*Assignment*
Would you repeat all of the records underneath, exactly as written?

*Data section*
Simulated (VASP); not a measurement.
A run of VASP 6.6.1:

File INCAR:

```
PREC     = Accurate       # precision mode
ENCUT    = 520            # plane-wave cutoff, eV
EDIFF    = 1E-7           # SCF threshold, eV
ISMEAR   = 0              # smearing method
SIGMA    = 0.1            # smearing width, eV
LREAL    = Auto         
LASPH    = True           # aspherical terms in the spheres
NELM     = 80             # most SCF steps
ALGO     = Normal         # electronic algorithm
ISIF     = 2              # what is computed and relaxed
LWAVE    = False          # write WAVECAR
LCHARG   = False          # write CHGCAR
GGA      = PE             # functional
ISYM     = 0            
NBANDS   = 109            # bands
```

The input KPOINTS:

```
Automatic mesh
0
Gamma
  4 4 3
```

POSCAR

*Task solution*
Simulated (VASP); not a measurement.
A run of VASP 6.6.1:

File INCAR:

```
PREC     = Accurate       # precision mode
ENCUT    = 520            # plane-wave cutoff, eV
EDIFF    = 1E-7           # SCF threshold, eV
ISMEAR   = 0              # smearing method
SIGMA    = 0.1            # smearing width, eV
LREAL    = Auto         
LASPH    = True           # aspherical terms in the spheres
NELM     = 80             # most SCF steps
ALGO     = Normal         # electronic algorithm
ISIF     = 2              # what is computed and relaxed
LWAVE    = False          # write WAVECAR
LCHARG   = False          # write CHGCAR
GGA      = PE             # functional
ISYM     = 0            
NBANDS   = 109            # bands
```

The input KPOINTS:

```
Automatic mesh
0
Gamma
  4 4 3
```

POSCAR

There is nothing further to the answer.